REQUIRED ACTION - With the first line below as the start and the line containing "net moment per atom (μB): 1.75;" as the end, copy every line between them exactly, ends included.

%%
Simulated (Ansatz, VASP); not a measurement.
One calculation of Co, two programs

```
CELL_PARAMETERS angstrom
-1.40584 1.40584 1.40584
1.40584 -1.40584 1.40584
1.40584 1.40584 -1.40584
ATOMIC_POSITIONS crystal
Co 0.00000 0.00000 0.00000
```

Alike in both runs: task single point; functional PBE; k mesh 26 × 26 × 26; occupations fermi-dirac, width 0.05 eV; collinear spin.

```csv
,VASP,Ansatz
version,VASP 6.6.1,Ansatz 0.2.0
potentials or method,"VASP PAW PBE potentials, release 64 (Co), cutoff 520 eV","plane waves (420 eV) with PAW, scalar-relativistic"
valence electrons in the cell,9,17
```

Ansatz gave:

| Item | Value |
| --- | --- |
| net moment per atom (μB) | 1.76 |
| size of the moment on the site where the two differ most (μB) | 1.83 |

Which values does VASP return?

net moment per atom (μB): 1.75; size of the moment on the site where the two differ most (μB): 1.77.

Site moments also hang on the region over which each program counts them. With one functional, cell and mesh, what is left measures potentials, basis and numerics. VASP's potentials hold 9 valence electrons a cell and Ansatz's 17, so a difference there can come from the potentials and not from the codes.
%%

ANSWER BOX -
Simulated (Ansatz, VASP); not a measurement.
One calculation of Co, two programs

```
CELL_PARAMETERS angstrom
-1.40584 1.40584 1.40584
1.40584 -1.40584 1.40584
1.40584 1.40584 -1.40584
ATOMIC_POSITIONS crystal
Co 0.00000 0.00000 0.00000
```

Alike in both runs: task single point; functional PBE; k mesh 26 × 26 × 26; occupations fermi-dirac, width 0.05 eV; collinear spin.

```csv
,VASP,Ansatz
version,VASP 6.6.1,Ansatz 0.2.0
potentials or method,"VASP PAW PBE potentials, release 64 (Co), cutoff 520 eV","plane waves (420 eV) with PAW, scalar-relativistic"
valence electrons in the cell,9,17
```

Ansatz gave:

| Item | Value |
| --- | --- |
| net moment per atom (μB) | 1.76 |
| size of the moment on the site where the two differ most (μB) | 1.83 |

Which values does VASP return?

net moment per atom (μB): 1.75; size of the moment on the site where the two differ most (μB): 1.77.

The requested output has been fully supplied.